Start of Entries shown

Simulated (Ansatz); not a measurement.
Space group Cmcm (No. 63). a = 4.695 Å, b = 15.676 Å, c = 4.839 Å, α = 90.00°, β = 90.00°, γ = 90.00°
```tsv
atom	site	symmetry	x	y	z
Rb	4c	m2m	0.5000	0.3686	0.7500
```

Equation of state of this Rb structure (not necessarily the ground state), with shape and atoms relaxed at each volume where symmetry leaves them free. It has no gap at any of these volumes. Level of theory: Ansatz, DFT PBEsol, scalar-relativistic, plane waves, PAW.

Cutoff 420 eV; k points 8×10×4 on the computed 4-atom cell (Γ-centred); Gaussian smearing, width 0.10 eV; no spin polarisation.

End of Entries shown

-- Work request --
Please print the data above exactly as it appears.

-- Response area --
Simulated (Ansatz); not a measurement.
Space group Cmcm (No. 63). a = 4.695 Å, b = 15.676 Å, c = 4.839 Å, α = 90.00°, β = 90.00°, γ = 90.00°
```tsv
atom	site	symmetry	x	y	z
Rb	4c	m2m	0.5000	0.3686	0.7500
```

Equation of state of this Rb structure (not necessarily the ground state), with shape and atoms relaxed at each volume where symmetry leaves them free. It has no gap at any of these volumes. Level of theory: Ansatz, DFT PBEsol, scalar-relativistic, plane waves, PAW.

Cutoff 420 eV; k points 8×10×4 on the computed 4-atom cell (Γ-centred); Gaussian smearing, width 0.10 eV; no spin polarisation.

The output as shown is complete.